- [Work instruction]: Please copy the leading lines of the entries below exactly, concluding with the line in which "Solution. Zero (an" occurs.

Extracted information section start
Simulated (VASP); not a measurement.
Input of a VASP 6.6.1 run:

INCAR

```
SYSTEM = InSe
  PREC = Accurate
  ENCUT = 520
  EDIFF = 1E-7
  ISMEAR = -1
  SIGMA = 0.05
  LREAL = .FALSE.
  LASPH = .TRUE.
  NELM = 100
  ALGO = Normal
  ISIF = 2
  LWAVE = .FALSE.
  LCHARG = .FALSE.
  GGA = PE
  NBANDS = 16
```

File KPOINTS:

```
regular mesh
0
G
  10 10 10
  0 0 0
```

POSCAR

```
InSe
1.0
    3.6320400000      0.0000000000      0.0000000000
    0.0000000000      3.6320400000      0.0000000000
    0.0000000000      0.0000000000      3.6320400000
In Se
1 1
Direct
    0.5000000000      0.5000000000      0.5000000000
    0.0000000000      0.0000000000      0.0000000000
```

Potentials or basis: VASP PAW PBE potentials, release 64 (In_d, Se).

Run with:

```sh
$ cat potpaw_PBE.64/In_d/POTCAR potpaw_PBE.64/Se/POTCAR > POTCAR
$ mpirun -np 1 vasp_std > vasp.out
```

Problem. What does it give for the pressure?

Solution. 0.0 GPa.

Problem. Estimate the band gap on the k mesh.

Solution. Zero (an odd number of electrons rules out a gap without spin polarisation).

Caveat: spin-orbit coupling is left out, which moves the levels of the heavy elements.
Extracted information section end

- [Exercise output]:
Simulated (VASP); not a measurement.
Input of a VASP 6.6.1 run:

INCAR

```
SYSTEM = InSe
  PREC = Accurate
  ENCUT = 520
  EDIFF = 1E-7
  ISMEAR = -1
  SIGMA = 0.05
  LREAL = .FALSE.
  LASPH = .TRUE.
  NELM = 100
  ALGO = Normal
  ISIF = 2
  LWAVE = .FALSE.
  LCHARG = .FALSE.
  GGA = PE
  NBANDS = 16
```

File KPOINTS:

```
regular mesh
0
G
  10 10 10
  0 0 0
```

POSCAR

```
InSe
1.0
    3.6320400000      0.0000000000      0.0000000000
    0.0000000000      3.6320400000      0.0000000000
    0.0000000000      0.0000000000      3.6320400000
In Se
1 1
Direct
    0.5000000000      0.5000000000      0.5000000000
    0.0000000000      0.0000000000      0.0000000000
```

Potentials or basis: VASP PAW PBE potentials, release 64 (In_d, Se).

Run with:

```sh
$ cat potpaw_PBE.64/In_d/POTCAR potpaw_PBE.64/Se/POTCAR > POTCAR
$ mpirun -np 1 vasp_std > vasp.out
```

Problem. What does it give for the pressure?

Solution. 0.0 GPa.

Problem. Estimate the band gap on the k mesh.

Solution. Zero (an odd number of electrons rules out a gap without spin polarisation).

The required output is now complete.